## Record set
= = = =
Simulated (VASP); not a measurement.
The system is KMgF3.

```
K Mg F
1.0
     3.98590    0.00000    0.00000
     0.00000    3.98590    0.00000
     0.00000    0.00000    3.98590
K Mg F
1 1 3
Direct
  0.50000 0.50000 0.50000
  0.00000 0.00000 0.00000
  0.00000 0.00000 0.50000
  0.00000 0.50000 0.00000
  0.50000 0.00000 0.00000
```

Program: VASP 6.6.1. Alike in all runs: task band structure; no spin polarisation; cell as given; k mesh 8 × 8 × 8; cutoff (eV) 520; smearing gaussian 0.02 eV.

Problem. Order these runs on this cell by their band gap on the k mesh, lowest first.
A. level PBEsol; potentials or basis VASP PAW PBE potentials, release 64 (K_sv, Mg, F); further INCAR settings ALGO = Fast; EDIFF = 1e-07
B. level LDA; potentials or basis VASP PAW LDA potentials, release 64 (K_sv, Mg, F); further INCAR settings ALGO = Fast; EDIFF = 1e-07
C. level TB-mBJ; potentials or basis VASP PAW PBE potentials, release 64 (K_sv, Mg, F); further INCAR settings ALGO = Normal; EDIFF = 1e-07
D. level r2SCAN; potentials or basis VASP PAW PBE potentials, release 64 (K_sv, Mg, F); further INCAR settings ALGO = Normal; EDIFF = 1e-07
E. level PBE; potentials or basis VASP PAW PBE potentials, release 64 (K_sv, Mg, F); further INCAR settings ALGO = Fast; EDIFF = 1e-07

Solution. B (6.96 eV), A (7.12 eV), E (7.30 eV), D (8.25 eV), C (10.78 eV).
= = = =

## Action item
Please output the exact lines of the records above, beginning with the first and stopping after the line that holds "E. level PBE;", and nothing else.

## Written solution
Simulated (VASP); not a measurement.
The system is KMgF3.

```
K Mg F
1.0
     3.98590    0.00000    0.00000
     0.00000    3.98590    0.00000
     0.00000    0.00000    3.98590
K Mg F
1 1 3
Direct
  0.50000 0.50000 0.50000
  0.00000 0.00000 0.00000
  0.00000 0.00000 0.50000
  0.00000 0.50000 0.00000
  0.50000 0.00000 0.00000
```

Program: VASP 6.6.1. Alike in all runs: task band structure; no spin polarisation; cell as given; k mesh 8 × 8 × 8; cutoff (eV) 520; smearing gaussian 0.02 eV.

Problem. Order these runs on this cell by their band gap on the k mesh, lowest first.
A. level PBEsol; potentials or basis VASP PAW PBE potentials, release 64 (K_sv, Mg, F); further INCAR settings ALGO = Fast; EDIFF = 1e-07
B. level LDA; potentials or basis VASP PAW LDA potentials, release 64 (K_sv, Mg, F); further INCAR settings ALGO = Fast; EDIFF = 1e-07
C. level TB-mBJ; potentials or basis VASP PAW PBE potentials, release 64 (K_sv, Mg, F); further INCAR settings ALGO = Normal; EDIFF = 1e-07
D. level r2SCAN; potentials or basis VASP PAW PBE potentials, release 64 (K_sv, Mg, F); further INCAR settings ALGO = Normal; EDIFF = 1e-07
E. level PBE; potentials or basis VASP PAW PBE potentials, release 64 (K_sv, Mg, F); further INCAR settings ALGO = Fast; EDIFF = 1e-07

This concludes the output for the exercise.